* _Work task_: Everything in the data that follows has to be repeated verbatim.

━━━━━━

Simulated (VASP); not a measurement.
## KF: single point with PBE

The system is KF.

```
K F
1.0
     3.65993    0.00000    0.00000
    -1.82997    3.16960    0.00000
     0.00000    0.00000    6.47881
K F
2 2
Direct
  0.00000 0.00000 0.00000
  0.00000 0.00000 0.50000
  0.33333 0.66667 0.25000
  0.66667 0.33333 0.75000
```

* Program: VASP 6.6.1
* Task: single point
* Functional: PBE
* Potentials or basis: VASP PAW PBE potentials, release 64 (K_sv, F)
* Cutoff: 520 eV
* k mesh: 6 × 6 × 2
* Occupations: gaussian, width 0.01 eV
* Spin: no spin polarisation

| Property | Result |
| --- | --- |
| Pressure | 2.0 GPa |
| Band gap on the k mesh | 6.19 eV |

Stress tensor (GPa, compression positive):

━━━━━━

* _Expected answer_:
Simulated (VASP); not a measurement.
## KF: single point with PBE

The system is KF.

```
K F
1.0
     3.65993    0.00000    0.00000
    -1.82997    3.16960    0.00000
     0.00000    0.00000    6.47881
K F
2 2
Direct
  0.00000 0.00000 0.00000
  0.00000 0.00000 0.50000
  0.33333 0.66667 0.25000
  0.66667 0.33333 0.75000
```

* Program: VASP 6.6.1
* Task: single point
* Functional: PBE
* Potentials or basis: VASP PAW PBE potentials, release 64 (K_sv, F)
* Cutoff: 520 eV
* k mesh: 6 × 6 × 2
* Occupations: gaussian, width 0.01 eV
* Spin: no spin polarisation

| Property | Result |
| --- | --- |
| Pressure | 2.0 GPa |
| Band gap on the k mesh | 6.19 eV |

Stress tensor (GPa, compression positive):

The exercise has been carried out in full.